Your response must be the entire set of entries, reproduced word for word.

DATA PROVIDED section start
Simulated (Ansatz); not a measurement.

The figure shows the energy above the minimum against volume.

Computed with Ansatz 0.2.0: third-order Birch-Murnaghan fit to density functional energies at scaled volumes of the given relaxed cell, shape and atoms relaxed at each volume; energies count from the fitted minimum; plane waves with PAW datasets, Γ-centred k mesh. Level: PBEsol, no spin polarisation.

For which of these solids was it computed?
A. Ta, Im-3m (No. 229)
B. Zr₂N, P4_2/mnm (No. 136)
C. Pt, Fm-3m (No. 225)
DATA PROVIDED section end

▶ ANSWER BOX:
Simulated (Ansatz); not a measurement.

The figure shows the energy above the minimum against volume.

Computed with Ansatz 0.2.0: third-order Birch-Murnaghan fit to density functional energies at scaled volumes of the given relaxed cell, shape and atoms relaxed at each volume; energies count from the fitted minimum; plane waves with PAW datasets, Γ-centred k mesh. Level: PBEsol, no spin polarisation.

For which of these solids was it computed?
A. Ta, Im-3m (No. 229)
B. Zr₂N, P4_2/mnm (No. 136)
C. Pt, Fm-3m (No. 225)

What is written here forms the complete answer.